◆ WORK INSTRUCTION ◆
Starting at the top of the entries, restate word for word each line up to and including the one with "Vapour-liquid equilibrium of".

◆ DATA RECORDS ◆
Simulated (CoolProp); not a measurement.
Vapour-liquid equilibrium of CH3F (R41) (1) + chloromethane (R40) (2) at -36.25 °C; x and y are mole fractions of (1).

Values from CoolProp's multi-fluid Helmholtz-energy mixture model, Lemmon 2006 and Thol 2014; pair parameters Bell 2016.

◆ ANSWER BOX ◆
Simulated (CoolProp); not a measurement.
Vapour-liquid equilibrium of CH3F (R41) (1) + chloromethane (R40) (2) at -36.25 °C; x and y are mole fractions of (1).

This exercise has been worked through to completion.